## [Activity]
Your job is to copy the data that follows exactly, every line included.

Provided data: Begin
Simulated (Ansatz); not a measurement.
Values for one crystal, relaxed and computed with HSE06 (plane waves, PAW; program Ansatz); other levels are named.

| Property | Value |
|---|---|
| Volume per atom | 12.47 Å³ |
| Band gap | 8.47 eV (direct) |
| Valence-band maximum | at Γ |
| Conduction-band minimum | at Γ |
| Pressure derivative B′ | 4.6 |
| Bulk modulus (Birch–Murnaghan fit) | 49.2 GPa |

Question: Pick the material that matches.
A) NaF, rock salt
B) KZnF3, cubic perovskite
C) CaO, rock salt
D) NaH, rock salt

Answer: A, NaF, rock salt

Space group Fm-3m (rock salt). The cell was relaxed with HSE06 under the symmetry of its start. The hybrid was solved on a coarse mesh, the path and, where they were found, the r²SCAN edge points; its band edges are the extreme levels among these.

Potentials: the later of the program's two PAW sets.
Provided data: End

## [Task answer]
Simulated (Ansatz); not a measurement.
Values for one crystal, relaxed and computed with HSE06 (plane waves, PAW; program Ansatz); other levels are named.

| Property | Value |
|---|---|
| Volume per atom | 12.47 Å³ |
| Band gap | 8.47 eV (direct) |
| Valence-band maximum | at Γ |
| Conduction-band minimum | at Γ |
| Pressure derivative B′ | 4.6 |
| Bulk modulus (Birch–Murnaghan fit) | 49.2 GPa |

Question: Pick the material that matches.
A) NaF, rock salt
B) KZnF3, cubic perovskite
C) CaO, rock salt
D) NaH, rock salt

Answer: A, NaF, rock salt

Space group Fm-3m (rock salt). The cell was relaxed with HSE06 under the symmetry of its start. The hybrid was solved on a coarse mesh, the path and, where they were found, the r²SCAN edge points; its band edges are the extreme levels among these.

Potentials: the later of the program's two PAW sets.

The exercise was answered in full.